Work request:
Repeat each of these records exactly.

Records supplied:
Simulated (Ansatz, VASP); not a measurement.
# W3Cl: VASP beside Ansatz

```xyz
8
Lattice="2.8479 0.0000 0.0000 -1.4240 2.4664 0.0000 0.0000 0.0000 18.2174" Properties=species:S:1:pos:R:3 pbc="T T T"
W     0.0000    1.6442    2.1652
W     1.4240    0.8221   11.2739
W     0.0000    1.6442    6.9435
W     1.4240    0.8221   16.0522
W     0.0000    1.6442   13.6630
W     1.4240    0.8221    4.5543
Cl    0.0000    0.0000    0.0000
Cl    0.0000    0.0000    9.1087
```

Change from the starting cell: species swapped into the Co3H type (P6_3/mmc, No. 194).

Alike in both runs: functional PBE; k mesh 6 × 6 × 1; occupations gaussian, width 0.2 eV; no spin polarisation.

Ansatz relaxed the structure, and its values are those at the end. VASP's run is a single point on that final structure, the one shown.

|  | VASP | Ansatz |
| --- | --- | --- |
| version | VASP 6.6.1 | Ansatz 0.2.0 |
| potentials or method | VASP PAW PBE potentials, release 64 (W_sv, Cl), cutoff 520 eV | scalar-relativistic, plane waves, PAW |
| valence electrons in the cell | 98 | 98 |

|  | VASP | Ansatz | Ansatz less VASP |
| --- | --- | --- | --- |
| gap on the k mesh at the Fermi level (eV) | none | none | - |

Expected answer:
Simulated (Ansatz, VASP); not a measurement.
# W3Cl: VASP beside Ansatz

```xyz
8
Lattice="2.8479 0.0000 0.0000 -1.4240 2.4664 0.0000 0.0000 0.0000 18.2174" Properties=species:S:1:pos:R:3 pbc="T T T"
W     0.0000    1.6442    2.1652
W     1.4240    0.8221   11.2739
W     0.0000    1.6442    6.9435
W     1.4240    0.8221   16.0522
W     0.0000    1.6442   13.6630
W     1.4240    0.8221    4.5543
Cl    0.0000    0.0000    0.0000
Cl    0.0000    0.0000    9.1087
```

Change from the starting cell: species swapped into the Co3H type (P6_3/mmc, No. 194).

Alike in both runs: functional PBE; k mesh 6 × 6 × 1; occupations gaussian, width 0.2 eV; no spin polarisation.

Ansatz relaxed the structure, and its values are those at the end. VASP's run is a single point on that final structure, the one shown.

|  | VASP | Ansatz |
| --- | --- | --- |
| version | VASP 6.6.1 | Ansatz 0.2.0 |
| potentials or method | VASP PAW PBE potentials, release 64 (W_sv, Cl), cutoff 520 eV | scalar-relativistic, plane waves, PAW |
| valence electrons in the cell | 98 | 98 |

|  | VASP | Ansatz | Ansatz less VASP |
| --- | --- | --- | --- |
| gap on the k mesh at the Fermi level (eV) | none | none | - |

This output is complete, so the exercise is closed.